THE DATA:
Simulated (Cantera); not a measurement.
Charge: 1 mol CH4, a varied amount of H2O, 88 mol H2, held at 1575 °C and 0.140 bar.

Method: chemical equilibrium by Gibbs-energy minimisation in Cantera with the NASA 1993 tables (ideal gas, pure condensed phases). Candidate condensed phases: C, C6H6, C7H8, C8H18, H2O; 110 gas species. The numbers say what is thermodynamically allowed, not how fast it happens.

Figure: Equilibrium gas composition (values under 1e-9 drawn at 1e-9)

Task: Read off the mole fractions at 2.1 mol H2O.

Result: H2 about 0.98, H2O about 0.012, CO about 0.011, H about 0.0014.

TASK ITEM: In full and without error, transcribe the listing.

WRITTEN REPLY:
Simulated (Cantera); not a measurement.
Charge: 1 mol CH4, a varied amount of H2O, 88 mol H2, held at 1575 °C and 0.140 bar.

Method: chemical equilibrium by Gibbs-energy minimisation in Cantera with the NASA 1993 tables (ideal gas, pure condensed phases). Candidate condensed phases: C, C6H6, C7H8, C8H18, H2O; 110 gas species. The numbers say what is thermodynamically allowed, not how fast it happens.

Figure: Equilibrium gas composition (values under 1e-9 drawn at 1e-9)

Task: Read off the mole fractions at 2.1 mol H2O.

Result: H2 about 0.98, H2O about 0.012, CO about 0.011, H about 0.0014.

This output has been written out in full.